_Action item_:
Start at the top line and retype the data exactly through to the end.

_Study material_:
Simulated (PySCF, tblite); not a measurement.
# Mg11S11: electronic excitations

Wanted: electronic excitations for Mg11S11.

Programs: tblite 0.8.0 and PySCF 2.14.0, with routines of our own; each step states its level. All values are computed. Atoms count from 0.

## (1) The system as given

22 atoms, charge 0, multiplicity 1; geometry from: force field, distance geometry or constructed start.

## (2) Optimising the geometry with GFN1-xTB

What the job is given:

_Response_:
Simulated (PySCF, tblite); not a measurement.
# Mg11S11: electronic excitations

Wanted: electronic excitations for Mg11S11.

Programs: tblite 0.8.0 and PySCF 2.14.0, with routines of our own; each step states its level. All values are computed. Atoms count from 0.

## (1) The system as given

22 atoms, charge 0, multiplicity 1; geometry from: force field, distance geometry or constructed start.

## (2) Optimising the geometry with GFN1-xTB

What the job is given:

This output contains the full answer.